● **Requirement**
Copy the first line of the material below and every later line through the line containing "Fill in the values left out.", without any other output.

──────────

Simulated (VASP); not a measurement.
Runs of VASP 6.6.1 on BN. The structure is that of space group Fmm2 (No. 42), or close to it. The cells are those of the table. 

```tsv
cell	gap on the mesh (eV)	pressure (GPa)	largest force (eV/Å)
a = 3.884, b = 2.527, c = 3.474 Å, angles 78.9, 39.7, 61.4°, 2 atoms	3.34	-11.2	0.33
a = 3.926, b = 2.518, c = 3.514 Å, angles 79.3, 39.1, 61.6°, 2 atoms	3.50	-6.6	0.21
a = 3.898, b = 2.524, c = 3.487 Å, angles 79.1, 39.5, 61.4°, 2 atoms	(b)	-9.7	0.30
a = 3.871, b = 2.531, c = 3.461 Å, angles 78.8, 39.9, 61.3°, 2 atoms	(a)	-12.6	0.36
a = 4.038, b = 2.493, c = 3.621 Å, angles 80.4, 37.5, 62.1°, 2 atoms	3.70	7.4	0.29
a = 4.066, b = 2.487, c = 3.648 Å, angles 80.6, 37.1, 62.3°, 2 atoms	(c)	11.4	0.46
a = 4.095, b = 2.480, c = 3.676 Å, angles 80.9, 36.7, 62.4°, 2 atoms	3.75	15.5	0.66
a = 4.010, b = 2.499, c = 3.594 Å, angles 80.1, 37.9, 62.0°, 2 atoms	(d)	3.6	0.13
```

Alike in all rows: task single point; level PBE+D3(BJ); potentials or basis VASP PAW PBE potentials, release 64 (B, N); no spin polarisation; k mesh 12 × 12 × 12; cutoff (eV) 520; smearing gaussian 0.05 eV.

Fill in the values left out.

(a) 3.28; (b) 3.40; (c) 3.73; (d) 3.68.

──────────

● **Solution**
Simulated (VASP); not a measurement.
Runs of VASP 6.6.1 on BN. The structure is that of space group Fmm2 (No. 42), or close to it. The cells are those of the table. 

```tsv
cell	gap on the mesh (eV)	pressure (GPa)	largest force (eV/Å)
a = 3.884, b = 2.527, c = 3.474 Å, angles 78.9, 39.7, 61.4°, 2 atoms	3.34	-11.2	0.33
a = 3.926, b = 2.518, c = 3.514 Å, angles 79.3, 39.1, 61.6°, 2 atoms	3.50	-6.6	0.21
a = 3.898, b = 2.524, c = 3.487 Å, angles 79.1, 39.5, 61.4°, 2 atoms	(b)	-9.7	0.30
a = 3.871, b = 2.531, c = 3.461 Å, angles 78.8, 39.9, 61.3°, 2 atoms	(a)	-12.6	0.36
a = 4.038, b = 2.493, c = 3.621 Å, angles 80.4, 37.5, 62.1°, 2 atoms	3.70	7.4	0.29
a = 4.066, b = 2.487, c = 3.648 Å, angles 80.6, 37.1, 62.3°, 2 atoms	(c)	11.4	0.46
a = 4.095, b = 2.480, c = 3.676 Å, angles 80.9, 36.7, 62.4°, 2 atoms	3.75	15.5	0.66
a = 4.010, b = 2.499, c = 3.594 Å, angles 80.1, 37.9, 62.0°, 2 atoms	(d)	3.6	0.13
```

Alike in all rows: task single point; level PBE+D3(BJ); potentials or basis VASP PAW PBE potentials, release 64 (B, N); no spin polarisation; k mesh 12 × 12 × 12; cutoff (eV) 520; smearing gaussian 0.05 eV.

Fill in the values left out.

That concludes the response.